**Records supplied:**
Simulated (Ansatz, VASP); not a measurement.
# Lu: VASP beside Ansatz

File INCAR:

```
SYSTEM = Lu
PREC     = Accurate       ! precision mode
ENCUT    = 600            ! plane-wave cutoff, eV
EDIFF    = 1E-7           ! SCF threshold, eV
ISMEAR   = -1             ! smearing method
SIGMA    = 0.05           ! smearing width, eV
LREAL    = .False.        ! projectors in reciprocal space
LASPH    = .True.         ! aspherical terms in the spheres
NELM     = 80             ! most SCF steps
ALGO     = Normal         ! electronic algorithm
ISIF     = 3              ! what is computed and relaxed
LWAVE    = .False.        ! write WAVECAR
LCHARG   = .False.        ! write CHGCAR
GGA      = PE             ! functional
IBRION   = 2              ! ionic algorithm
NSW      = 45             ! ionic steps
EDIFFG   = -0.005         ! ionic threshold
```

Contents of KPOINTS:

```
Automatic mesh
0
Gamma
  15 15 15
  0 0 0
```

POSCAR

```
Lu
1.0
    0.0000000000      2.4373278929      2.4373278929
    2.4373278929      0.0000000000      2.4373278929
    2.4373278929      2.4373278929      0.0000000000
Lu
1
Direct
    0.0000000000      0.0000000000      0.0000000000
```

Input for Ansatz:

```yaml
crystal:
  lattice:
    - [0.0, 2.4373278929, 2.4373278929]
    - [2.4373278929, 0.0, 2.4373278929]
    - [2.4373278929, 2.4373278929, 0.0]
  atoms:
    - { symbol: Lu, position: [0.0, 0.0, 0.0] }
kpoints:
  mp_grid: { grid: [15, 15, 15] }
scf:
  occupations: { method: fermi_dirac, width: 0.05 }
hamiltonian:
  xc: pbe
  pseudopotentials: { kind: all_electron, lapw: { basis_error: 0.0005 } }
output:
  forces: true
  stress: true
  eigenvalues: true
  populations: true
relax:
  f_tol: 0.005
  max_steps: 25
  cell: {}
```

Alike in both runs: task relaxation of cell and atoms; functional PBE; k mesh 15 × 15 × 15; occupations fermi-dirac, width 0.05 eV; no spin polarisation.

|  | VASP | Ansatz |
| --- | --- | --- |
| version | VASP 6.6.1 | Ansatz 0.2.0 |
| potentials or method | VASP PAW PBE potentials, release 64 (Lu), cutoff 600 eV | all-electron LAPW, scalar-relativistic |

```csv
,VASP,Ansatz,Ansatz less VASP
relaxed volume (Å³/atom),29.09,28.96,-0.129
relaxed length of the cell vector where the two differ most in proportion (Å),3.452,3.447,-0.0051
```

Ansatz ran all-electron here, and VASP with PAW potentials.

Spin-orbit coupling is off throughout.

**Work request:** All that is wanted is the stretch of lines above from the one containing "Alike in both" through the one containing "Ansatz ran all-electron", duplicated exactly.

**Response box:**
Alike in both runs: task relaxation of cell and atoms; functional PBE; k mesh 15 × 15 × 15; occupations fermi-dirac, width 0.05 eV; no spin polarisation.

|  | VASP | Ansatz |
| --- | --- | --- |
| version | VASP 6.6.1 | Ansatz 0.2.0 |
| potentials or method | VASP PAW PBE potentials, release 64 (Lu), cutoff 600 eV | all-electron LAPW, scalar-relativistic |

```csv
,VASP,Ansatz,Ansatz less VASP
relaxed volume (Å³/atom),29.09,28.96,-0.129
relaxed length of the cell vector where the two differ most in proportion (Å),3.452,3.447,-0.0051
```

Ansatz ran all-electron here, and VASP with PAW potentials.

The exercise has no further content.